■ ■ ■ ■ ■ ■ ■
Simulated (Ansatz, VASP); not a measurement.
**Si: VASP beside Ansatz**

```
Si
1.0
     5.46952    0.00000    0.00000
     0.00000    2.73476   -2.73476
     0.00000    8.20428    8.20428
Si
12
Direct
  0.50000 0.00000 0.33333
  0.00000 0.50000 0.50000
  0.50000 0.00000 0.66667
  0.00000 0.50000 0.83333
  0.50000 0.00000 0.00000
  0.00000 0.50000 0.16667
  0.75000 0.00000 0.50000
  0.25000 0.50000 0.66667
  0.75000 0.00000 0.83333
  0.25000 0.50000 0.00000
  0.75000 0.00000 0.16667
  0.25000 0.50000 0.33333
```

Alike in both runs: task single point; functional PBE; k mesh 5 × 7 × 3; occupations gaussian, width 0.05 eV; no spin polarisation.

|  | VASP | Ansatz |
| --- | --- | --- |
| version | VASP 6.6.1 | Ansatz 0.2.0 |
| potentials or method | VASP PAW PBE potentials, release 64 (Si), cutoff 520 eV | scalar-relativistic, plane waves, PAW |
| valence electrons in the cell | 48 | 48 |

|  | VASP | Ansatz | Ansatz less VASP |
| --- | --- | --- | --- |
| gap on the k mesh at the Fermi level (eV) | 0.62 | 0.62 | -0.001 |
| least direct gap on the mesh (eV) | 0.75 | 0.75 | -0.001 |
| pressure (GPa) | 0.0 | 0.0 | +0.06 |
■ ■ ■ ■ ■ ■ ■

WORK INSTRUCTION ▸ The answer is the records above restated word for word from their opening line through the line that holds "Ansatz 0.2.0 |", both included, and nothing else.

TASK SOLUTION ▸
Simulated (Ansatz, VASP); not a measurement.
**Si: VASP beside Ansatz**

```
Si
1.0
     5.46952    0.00000    0.00000
     0.00000    2.73476   -2.73476
     0.00000    8.20428    8.20428
Si
12
Direct
  0.50000 0.00000 0.33333
  0.00000 0.50000 0.50000
  0.50000 0.00000 0.66667
  0.00000 0.50000 0.83333
  0.50000 0.00000 0.00000
  0.00000 0.50000 0.16667
  0.75000 0.00000 0.50000
  0.25000 0.50000 0.66667
  0.75000 0.00000 0.83333
  0.25000 0.50000 0.00000
  0.75000 0.00000 0.16667
  0.25000 0.50000 0.33333
```

Alike in both runs: task single point; functional PBE; k mesh 5 × 7 × 3; occupations gaussian, width 0.05 eV; no spin polarisation.

|  | VASP | Ansatz |
| --- | --- | --- |
| version | VASP 6.6.1 | Ansatz 0.2.0 |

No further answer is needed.